## Provided data
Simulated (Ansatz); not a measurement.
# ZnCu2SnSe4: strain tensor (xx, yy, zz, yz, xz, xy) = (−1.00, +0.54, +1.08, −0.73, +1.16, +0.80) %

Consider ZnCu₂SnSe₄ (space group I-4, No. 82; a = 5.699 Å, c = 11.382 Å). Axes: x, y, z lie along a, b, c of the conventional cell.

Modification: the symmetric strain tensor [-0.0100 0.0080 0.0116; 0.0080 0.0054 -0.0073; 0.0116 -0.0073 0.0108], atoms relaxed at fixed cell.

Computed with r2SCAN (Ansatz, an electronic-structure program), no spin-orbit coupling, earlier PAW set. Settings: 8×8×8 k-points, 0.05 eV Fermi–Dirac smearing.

## Work request
Transcribe the entire listing above exactly as written.

## Written solution
Simulated (Ansatz); not a measurement.
# ZnCu2SnSe4: strain tensor (xx, yy, zz, yz, xz, xy) = (−1.00, +0.54, +1.08, −0.73, +1.16, +0.80) %

Consider ZnCu₂SnSe₄ (space group I-4, No. 82; a = 5.699 Å, c = 11.382 Å). Axes: x, y, z lie along a, b, c of the conventional cell.

Modification: the symmetric strain tensor [-0.0100 0.0080 0.0116; 0.0080 0.0054 -0.0073; 0.0116 -0.0073 0.0108], atoms relaxed at fixed cell.

Computed with r2SCAN (Ansatz, an electronic-structure program), no spin-orbit coupling, earlier PAW set. Settings: 8×8×8 k-points, 0.05 eV Fermi–Dirac smearing.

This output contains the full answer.